* _ASSIGNMENT_:
After locating the line that contains "The numbers are" in the data below, set down exactly that line and each one after it through the line that contains "A: 23.0 meV/atom.", and nothing more.

>>

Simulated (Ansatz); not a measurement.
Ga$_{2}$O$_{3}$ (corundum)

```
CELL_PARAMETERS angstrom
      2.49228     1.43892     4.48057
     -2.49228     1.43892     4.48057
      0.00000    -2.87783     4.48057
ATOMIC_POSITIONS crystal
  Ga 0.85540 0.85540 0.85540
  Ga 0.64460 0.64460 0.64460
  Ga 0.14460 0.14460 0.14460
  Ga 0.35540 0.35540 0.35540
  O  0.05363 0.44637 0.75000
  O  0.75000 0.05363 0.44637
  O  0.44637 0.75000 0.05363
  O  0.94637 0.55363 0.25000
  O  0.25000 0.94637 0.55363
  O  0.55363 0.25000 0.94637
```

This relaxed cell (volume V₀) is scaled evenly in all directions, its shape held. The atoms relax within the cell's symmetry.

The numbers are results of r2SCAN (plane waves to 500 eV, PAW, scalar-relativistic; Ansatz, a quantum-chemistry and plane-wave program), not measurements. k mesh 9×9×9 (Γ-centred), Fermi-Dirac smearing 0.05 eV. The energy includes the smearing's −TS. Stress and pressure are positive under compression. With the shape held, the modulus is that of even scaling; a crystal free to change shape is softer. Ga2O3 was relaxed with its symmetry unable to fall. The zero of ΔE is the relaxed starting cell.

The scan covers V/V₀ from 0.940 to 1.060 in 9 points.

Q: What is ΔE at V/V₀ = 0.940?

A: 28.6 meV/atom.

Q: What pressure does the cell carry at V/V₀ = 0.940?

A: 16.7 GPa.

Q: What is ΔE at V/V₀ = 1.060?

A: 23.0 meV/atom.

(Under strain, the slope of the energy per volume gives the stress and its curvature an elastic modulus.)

<<

* _EXERCISE ANSWER_:
The numbers are results of r2SCAN (plane waves to 500 eV, PAW, scalar-relativistic; Ansatz, a quantum-chemistry and plane-wave program), not measurements. k mesh 9×9×9 (Γ-centred), Fermi-Dirac smearing 0.05 eV. The energy includes the smearing's −TS. Stress and pressure are positive under compression. With the shape held, the modulus is that of even scaling; a crystal free to change shape is softer. Ga2O3 was relaxed with its symmetry unable to fall. The zero of ΔE is the relaxed starting cell.

The scan covers V/V₀ from 0.940 to 1.060 in 9 points.

Q: What is ΔE at V/V₀ = 0.940?

A: 28.6 meV/atom.

Q: What pressure does the cell carry at V/V₀ = 0.940?

A: 16.7 GPa.

Q: What is ΔE at V/V₀ = 1.060?

A: 23.0 meV/atom.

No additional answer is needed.